───── INPUT DATA ─────

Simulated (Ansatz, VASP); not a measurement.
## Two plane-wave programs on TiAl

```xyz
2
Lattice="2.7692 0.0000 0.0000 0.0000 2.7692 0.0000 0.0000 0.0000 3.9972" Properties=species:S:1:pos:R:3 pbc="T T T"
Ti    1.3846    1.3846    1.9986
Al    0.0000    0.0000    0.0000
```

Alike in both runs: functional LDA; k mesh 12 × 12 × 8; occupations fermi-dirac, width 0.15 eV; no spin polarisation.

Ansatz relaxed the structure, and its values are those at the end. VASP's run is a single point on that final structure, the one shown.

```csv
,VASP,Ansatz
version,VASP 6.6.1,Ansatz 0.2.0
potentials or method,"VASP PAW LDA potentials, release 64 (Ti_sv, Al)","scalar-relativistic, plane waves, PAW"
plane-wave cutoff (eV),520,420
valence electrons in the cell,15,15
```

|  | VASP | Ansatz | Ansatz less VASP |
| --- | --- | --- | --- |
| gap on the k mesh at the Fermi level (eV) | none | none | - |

─────

■ **WORK ORDER**:
From the first line to the last, output the records word for word.

■ **ANSWER SECTION**:
Simulated (Ansatz, VASP); not a measurement.
## Two plane-wave programs on TiAl

```xyz
2
Lattice="2.7692 0.0000 0.0000 0.0000 2.7692 0.0000 0.0000 0.0000 3.9972" Properties=species:S:1:pos:R:3 pbc="T T T"
Ti    1.3846    1.3846    1.9986
Al    0.0000    0.0000    0.0000
```

Alike in both runs: functional LDA; k mesh 12 × 12 × 8; occupations fermi-dirac, width 0.15 eV; no spin polarisation.

Ansatz relaxed the structure, and its values are those at the end. VASP's run is a single point on that final structure, the one shown.

```csv
,VASP,Ansatz
version,VASP 6.6.1,Ansatz 0.2.0
potentials or method,"VASP PAW LDA potentials, release 64 (Ti_sv, Al)","scalar-relativistic, plane waves, PAW"
plane-wave cutoff (eV),520,420
valence electrons in the cell,15,15
```

|  | VASP | Ansatz | Ansatz less VASP |
| --- | --- | --- | --- |
| gap on the k mesh at the Fermi level (eV) | none | none | - |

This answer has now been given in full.